> Work item: Restate the full set of records exactly, word for word.

*** Opening of Information ***
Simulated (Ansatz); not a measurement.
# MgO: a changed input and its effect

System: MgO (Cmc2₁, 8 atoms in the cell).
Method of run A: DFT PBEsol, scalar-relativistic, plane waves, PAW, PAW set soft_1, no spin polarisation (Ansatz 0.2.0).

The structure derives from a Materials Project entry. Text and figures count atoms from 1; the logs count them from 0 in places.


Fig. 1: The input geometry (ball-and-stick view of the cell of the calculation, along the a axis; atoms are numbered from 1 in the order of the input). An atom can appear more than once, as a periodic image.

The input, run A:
*** Close of Information ***

> Worked solution:
Simulated (Ansatz); not a measurement.
# MgO: a changed input and its effect

System: MgO (Cmc2₁, 8 atoms in the cell).
Method of run A: DFT PBEsol, scalar-relativistic, plane waves, PAW, PAW set soft_1, no spin polarisation (Ansatz 0.2.0).

The structure derives from a Materials Project entry. Text and figures count atoms from 1; the logs count them from 0 in places.


Fig. 1: The input geometry (ball-and-stick view of the cell of the calculation, along the a axis; atoms are numbered from 1 in the order of the input). An atom can appear more than once, as a periodic image.

The input, run A:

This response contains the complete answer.